• _Work item_: Transcribe the listing below from its opening line up to and including the line that contains "Computed by relativistic"; reproduce nothing else.

• _Record excerpts_:
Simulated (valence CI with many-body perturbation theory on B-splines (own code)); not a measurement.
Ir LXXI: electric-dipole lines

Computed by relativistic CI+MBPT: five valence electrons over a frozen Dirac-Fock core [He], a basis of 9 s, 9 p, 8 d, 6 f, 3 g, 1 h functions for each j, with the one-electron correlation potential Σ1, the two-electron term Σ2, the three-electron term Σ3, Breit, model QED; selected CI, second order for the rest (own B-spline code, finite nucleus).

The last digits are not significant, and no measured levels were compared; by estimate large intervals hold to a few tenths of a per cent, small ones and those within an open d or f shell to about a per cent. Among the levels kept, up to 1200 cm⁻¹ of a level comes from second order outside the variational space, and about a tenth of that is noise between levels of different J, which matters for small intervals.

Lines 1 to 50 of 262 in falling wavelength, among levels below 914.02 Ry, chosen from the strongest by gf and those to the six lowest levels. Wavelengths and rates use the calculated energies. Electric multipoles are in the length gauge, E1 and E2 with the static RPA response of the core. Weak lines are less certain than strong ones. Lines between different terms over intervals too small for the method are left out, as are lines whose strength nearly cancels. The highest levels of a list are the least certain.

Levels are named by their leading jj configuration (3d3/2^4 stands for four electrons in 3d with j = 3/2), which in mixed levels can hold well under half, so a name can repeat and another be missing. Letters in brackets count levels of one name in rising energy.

• _Exercise answer_:
Simulated (valence CI with many-body perturbation theory on B-splines (own code)); not a measurement.
Ir LXXI: electric-dipole lines

Computed by relativistic CI+MBPT: five valence electrons over a frozen Dirac-Fock core [He], a basis of 9 s, 9 p, 8 d, 6 f, 3 g, 1 h functions for each j, with the one-electron correlation potential Σ1, the two-electron term Σ2, the three-electron term Σ3, Breit, model QED; selected CI, second order for the rest (own B-spline code, finite nucleus).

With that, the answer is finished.